**ACTION ITEM**:
Restate word for word the lines of the data below, from the first through the one that has "Solution. 133 GPa.".

* * * * *

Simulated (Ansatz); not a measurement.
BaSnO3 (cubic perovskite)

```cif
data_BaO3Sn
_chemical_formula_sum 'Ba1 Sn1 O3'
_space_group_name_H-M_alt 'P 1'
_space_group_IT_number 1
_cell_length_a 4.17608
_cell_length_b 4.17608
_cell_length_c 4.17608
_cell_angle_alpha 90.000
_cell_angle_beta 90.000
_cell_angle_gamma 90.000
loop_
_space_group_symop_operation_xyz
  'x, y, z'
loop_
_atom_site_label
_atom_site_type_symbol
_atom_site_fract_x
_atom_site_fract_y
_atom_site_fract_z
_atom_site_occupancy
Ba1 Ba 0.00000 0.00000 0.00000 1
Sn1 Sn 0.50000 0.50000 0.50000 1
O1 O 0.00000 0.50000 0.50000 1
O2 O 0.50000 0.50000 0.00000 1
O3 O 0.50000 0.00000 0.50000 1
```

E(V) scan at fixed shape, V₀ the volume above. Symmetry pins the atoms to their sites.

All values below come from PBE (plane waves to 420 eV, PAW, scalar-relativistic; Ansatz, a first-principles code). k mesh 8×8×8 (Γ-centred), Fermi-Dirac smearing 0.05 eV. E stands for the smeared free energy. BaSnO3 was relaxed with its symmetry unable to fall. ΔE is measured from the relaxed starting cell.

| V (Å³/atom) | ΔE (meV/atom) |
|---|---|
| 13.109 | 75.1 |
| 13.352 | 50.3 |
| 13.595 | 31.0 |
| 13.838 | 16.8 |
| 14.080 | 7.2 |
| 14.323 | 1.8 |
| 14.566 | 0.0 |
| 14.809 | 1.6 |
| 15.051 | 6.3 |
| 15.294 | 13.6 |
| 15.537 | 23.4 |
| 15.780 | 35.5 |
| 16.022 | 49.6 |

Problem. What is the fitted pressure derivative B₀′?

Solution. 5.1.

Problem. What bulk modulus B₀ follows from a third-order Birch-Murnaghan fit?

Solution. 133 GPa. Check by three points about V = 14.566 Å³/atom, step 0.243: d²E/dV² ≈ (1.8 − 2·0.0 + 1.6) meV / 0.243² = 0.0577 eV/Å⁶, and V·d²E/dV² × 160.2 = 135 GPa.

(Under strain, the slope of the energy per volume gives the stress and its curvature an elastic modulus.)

* * * * *

**TASK RESULT**:
Simulated (Ansatz); not a measurement.
BaSnO3 (cubic perovskite)

```cif
data_BaO3Sn
_chemical_formula_sum 'Ba1 Sn1 O3'
_space_group_name_H-M_alt 'P 1'
_space_group_IT_number 1
_cell_length_a 4.17608
_cell_length_b 4.17608
_cell_length_c 4.17608
_cell_angle_alpha 90.000
_cell_angle_beta 90.000
_cell_angle_gamma 90.000
loop_
_space_group_symop_operation_xyz
  'x, y, z'
loop_
_atom_site_label
_atom_site_type_symbol
_atom_site_fract_x
_atom_site_fract_y
_atom_site_fract_z
_atom_site_occupancy
Ba1 Ba 0.00000 0.00000 0.00000 1
Sn1 Sn 0.50000 0.50000 0.50000 1
O1 O 0.00000 0.50000 0.50000 1
O2 O 0.50000 0.50000 0.00000 1
O3 O 0.50000 0.00000 0.50000 1
```

E(V) scan at fixed shape, V₀ the volume above. Symmetry pins the atoms to their sites.

All values below come from PBE (plane waves to 420 eV, PAW, scalar-relativistic; Ansatz, a first-principles code). k mesh 8×8×8 (Γ-centred), Fermi-Dirac smearing 0.05 eV. E stands for the smeared free energy. BaSnO3 was relaxed with its symmetry unable to fall. ΔE is measured from the relaxed starting cell.

| V (Å³/atom) | ΔE (meV/atom) |
|---|---|
| 13.109 | 75.1 |
| 13.352 | 50.3 |
| 13.595 | 31.0 |
| 13.838 | 16.8 |
| 14.080 | 7.2 |
| 14.323 | 1.8 |
| 14.566 | 0.0 |
| 14.809 | 1.6 |
| 15.051 | 6.3 |
| 15.294 | 13.6 |
| 15.537 | 23.4 |
| 15.780 | 35.5 |
| 16.022 | 49.6 |

Problem. What is the fitted pressure derivative B₀′?

Solution. 5.1.

Problem. What bulk modulus B₀ follows from a third-order Birch-Murnaghan fit?

Solution. 133 GPa. Check by three points about V = 14.566 Å³/atom, step 0.243: d²E/dV² ≈ (1.8 − 2·0.0 + 1.6) meV / 0.243² = 0.0577 eV/Å⁶, and V·d²E/dV² × 160.2 = 135 GPa.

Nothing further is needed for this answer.